_REQUIREMENT_
The answer must be an exact reproduction of the lines from the start of the records below through the line containing "12 atoms, charge 0, spin multiplicity 1.", and nothing more.

_DATASET CONTENT_

>>

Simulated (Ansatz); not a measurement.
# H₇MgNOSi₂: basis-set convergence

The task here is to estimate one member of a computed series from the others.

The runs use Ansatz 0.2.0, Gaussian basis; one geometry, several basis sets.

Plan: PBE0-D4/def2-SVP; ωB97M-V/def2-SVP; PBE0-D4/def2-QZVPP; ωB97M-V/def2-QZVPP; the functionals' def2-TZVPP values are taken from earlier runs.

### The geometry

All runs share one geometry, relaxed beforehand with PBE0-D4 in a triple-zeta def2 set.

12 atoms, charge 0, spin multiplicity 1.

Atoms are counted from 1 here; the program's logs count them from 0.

<<

_WRITTEN ANSWER_
Simulated (Ansatz); not a measurement.
# H₇MgNOSi₂: basis-set convergence

The task here is to estimate one member of a computed series from the others.

The runs use Ansatz 0.2.0, Gaussian basis; one geometry, several basis sets.

Plan: PBE0-D4/def2-SVP; ωB97M-V/def2-SVP; PBE0-D4/def2-QZVPP; ωB97M-V/def2-QZVPP; the functionals' def2-TZVPP values are taken from earlier runs.

### The geometry

All runs share one geometry, relaxed beforehand with PBE0-D4 in a triple-zeta def2 set.

12 atoms, charge 0, spin multiplicity 1.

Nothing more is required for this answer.